_Assigned task_.
Using the records below, give again exactly the lines from the line that contains "0.2 | 0.4 | 0.0 |" through the line that contains "95.2 | 103.4 |", both ends included, and only those.

_Information supplied_.
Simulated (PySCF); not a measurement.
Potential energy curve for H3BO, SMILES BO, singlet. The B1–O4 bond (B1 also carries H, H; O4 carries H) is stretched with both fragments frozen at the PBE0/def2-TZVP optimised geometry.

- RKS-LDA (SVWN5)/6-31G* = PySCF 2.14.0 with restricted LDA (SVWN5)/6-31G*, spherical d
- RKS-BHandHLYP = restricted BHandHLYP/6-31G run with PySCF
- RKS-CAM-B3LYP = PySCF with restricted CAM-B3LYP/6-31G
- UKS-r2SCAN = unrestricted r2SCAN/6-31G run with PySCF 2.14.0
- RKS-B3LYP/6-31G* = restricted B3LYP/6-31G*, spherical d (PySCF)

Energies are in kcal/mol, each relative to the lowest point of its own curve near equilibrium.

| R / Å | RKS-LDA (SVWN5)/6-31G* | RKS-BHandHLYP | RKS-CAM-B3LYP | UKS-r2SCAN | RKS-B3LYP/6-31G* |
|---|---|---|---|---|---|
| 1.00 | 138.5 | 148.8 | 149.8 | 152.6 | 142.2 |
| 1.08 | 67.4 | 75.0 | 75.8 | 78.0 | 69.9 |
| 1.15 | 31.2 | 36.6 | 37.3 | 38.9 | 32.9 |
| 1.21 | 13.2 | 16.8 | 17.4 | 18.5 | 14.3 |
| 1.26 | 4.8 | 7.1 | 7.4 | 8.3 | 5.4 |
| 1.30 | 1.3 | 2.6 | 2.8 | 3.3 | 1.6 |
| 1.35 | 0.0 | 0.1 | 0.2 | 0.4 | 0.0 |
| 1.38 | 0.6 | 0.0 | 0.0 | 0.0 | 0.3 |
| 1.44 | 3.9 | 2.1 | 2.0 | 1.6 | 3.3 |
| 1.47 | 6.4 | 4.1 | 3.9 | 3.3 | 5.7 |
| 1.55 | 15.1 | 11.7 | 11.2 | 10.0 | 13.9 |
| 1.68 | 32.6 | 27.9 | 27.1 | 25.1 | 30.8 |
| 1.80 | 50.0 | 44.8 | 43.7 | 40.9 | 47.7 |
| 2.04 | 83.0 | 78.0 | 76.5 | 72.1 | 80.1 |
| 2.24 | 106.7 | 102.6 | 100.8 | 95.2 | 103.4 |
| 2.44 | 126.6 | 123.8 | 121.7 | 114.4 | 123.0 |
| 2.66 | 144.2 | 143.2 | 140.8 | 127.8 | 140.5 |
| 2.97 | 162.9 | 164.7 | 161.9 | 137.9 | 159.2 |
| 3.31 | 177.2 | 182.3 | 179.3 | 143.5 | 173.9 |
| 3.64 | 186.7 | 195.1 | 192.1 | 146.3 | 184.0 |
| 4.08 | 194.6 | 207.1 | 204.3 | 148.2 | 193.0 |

_Task solution_.
| 1.35 | 0.0 | 0.1 | 0.2 | 0.4 | 0.0 |
| 1.38 | 0.6 | 0.0 | 0.0 | 0.0 | 0.3 |
| 1.44 | 3.9 | 2.1 | 2.0 | 1.6 | 3.3 |
| 1.47 | 6.4 | 4.1 | 3.9 | 3.3 | 5.7 |
| 1.55 | 15.1 | 11.7 | 11.2 | 10.0 | 13.9 |
| 1.68 | 32.6 | 27.9 | 27.1 | 25.1 | 30.8 |
| 1.80 | 50.0 | 44.8 | 43.7 | 40.9 | 47.7 |
| 2.04 | 83.0 | 78.0 | 76.5 | 72.1 | 80.1 |
| 2.24 | 106.7 | 102.6 | 100.8 | 95.2 | 103.4 |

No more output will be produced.